▸ WORK ITEM
Transcribe word for word the lines below from the line with "Task: What is the ground level?" through the line with "Task: What is the ionisation energy?", ends included.

***

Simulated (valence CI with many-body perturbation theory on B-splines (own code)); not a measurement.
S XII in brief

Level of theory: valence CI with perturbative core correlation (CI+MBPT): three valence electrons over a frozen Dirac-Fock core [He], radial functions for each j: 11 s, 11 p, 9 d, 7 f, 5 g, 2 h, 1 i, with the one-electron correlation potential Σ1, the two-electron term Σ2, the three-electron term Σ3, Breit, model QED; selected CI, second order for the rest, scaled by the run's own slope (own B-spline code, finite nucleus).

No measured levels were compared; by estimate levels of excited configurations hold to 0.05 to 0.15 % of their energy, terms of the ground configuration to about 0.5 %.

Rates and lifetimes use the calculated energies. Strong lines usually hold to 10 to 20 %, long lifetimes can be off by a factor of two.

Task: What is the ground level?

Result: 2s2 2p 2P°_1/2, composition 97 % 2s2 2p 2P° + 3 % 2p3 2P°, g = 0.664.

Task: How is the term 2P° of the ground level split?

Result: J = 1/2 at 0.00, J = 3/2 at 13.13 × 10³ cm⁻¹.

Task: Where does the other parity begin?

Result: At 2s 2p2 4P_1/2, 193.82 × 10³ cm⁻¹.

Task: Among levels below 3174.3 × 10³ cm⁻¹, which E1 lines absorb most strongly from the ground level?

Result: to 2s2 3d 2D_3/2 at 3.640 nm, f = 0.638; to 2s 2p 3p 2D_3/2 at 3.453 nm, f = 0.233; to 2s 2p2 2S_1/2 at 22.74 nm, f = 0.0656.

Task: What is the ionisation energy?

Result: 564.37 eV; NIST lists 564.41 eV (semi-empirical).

***

▸ ANSWER SPACE
Task: What is the ground level?

Result: 2s2 2p 2P°_1/2, composition 97 % 2s2 2p 2P° + 3 % 2p3 2P°, g = 0.664.

Task: How is the term 2P° of the ground level split?

Result: J = 1/2 at 0.00, J = 3/2 at 13.13 × 10³ cm⁻¹.

Task: Where does the other parity begin?

Result: At 2s 2p2 4P_1/2, 193.82 × 10³ cm⁻¹.

Task: Among levels below 3174.3 × 10³ cm⁻¹, which E1 lines absorb most strongly from the ground level?

Result: to 2s2 3d 2D_3/2 at 3.640 nm, f = 0.638; to 2s 2p 3p 2D_3/2 at 3.453 nm, f = 0.233; to 2s 2p2 2S_1/2 at 22.74 nm, f = 0.0656.

Task: What is the ionisation energy?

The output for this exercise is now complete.